-=-=-

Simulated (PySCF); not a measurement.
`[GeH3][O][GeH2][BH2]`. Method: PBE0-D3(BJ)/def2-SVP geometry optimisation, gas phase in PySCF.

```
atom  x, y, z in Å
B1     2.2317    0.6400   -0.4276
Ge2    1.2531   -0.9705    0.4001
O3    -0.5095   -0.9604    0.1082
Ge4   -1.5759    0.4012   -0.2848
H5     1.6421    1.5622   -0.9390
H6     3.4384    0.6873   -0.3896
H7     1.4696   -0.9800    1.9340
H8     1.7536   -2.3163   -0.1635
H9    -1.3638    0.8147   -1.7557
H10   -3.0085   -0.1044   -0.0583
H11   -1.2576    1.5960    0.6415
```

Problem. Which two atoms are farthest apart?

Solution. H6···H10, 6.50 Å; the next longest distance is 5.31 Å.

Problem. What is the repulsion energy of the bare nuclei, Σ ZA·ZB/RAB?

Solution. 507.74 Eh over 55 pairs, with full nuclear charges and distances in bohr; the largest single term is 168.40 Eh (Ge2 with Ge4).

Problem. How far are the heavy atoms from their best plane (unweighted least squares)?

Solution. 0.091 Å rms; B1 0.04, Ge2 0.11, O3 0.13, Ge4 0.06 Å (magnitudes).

-=-=-

= Work instruction =
With no word added or dropped, repeat the entire listing.

= Written response =
Simulated (PySCF); not a measurement.
`[GeH3][O][GeH2][BH2]`. Method: PBE0-D3(BJ)/def2-SVP geometry optimisation, gas phase in PySCF.

```
atom  x, y, z in Å
B1     2.2317    0.6400   -0.4276
Ge2    1.2531   -0.9705    0.4001
O3    -0.5095   -0.9604    0.1082
Ge4   -1.5759    0.4012   -0.2848
H5     1.6421    1.5622   -0.9390
H6     3.4384    0.6873   -0.3896
H7     1.4696   -0.9800    1.9340
H8     1.7536   -2.3163   -0.1635
H9    -1.3638    0.8147   -1.7557
H10   -3.0085   -0.1044   -0.0583
H11   -1.2576    1.5960    0.6415
```

Problem. Which two atoms are farthest apart?

Solution. H6···H10, 6.50 Å; the next longest distance is 5.31 Å.

Problem. What is the repulsion energy of the bare nuclei, Σ ZA·ZB/RAB?

Solution. 507.74 Eh over 55 pairs, with full nuclear charges and distances in bohr; the largest single term is 168.40 Eh (Ge2 with Ge4).

Problem. How far are the heavy atoms from their best plane (unweighted least squares)?

Solution. 0.091 Å rms; B1 0.04, Ge2 0.11, O3 0.13, Ge4 0.06 Å (magnitudes).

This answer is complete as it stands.